──────────────────────────────

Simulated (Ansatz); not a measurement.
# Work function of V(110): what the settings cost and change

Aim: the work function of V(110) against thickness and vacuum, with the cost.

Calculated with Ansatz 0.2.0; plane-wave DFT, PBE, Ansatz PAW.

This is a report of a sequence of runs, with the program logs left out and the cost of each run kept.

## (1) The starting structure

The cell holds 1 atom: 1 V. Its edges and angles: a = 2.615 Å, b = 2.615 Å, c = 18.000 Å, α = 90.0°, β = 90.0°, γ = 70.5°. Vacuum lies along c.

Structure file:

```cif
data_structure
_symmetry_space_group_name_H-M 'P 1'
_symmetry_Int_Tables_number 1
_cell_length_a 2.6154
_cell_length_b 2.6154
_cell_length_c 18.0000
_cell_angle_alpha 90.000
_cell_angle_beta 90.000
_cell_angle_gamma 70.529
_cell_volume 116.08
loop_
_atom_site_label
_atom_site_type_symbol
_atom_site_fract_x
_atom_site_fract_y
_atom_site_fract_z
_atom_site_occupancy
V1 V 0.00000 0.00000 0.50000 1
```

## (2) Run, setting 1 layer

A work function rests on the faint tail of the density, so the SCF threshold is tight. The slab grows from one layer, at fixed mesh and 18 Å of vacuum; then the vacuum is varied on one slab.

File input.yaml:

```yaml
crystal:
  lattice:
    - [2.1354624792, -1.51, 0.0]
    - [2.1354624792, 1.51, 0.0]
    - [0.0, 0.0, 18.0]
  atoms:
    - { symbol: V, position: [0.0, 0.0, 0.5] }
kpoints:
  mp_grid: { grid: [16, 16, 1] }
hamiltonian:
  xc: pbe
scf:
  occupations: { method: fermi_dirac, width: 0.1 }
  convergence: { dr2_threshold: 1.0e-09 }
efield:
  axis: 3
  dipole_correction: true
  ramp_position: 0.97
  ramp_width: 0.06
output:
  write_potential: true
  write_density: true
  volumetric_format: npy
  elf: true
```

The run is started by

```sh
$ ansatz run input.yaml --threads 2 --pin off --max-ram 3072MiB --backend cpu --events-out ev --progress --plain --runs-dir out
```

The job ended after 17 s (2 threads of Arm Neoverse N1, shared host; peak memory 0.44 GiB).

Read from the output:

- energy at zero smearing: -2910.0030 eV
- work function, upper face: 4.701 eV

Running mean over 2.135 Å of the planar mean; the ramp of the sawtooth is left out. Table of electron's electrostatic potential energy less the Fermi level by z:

──────────────────────────────

• [Exercise]: From the entries above, return exactly the line containing "The run is started by", the line containing "- work function, upper face: 4.701 eV", and all lines between, and nothing else.

• [Reply]:
The run is started by

```sh
$ ansatz run input.yaml --threads 2 --pin off --max-ram 3072MiB --backend cpu --events-out ev --progress --plain --runs-dir out
```

The job ended after 17 s (2 threads of Arm Neoverse N1, shared host; peak memory 0.44 GiB).

Read from the output:

- energy at zero smearing: -2910.0030 eV
- work function, upper face: 4.701 eV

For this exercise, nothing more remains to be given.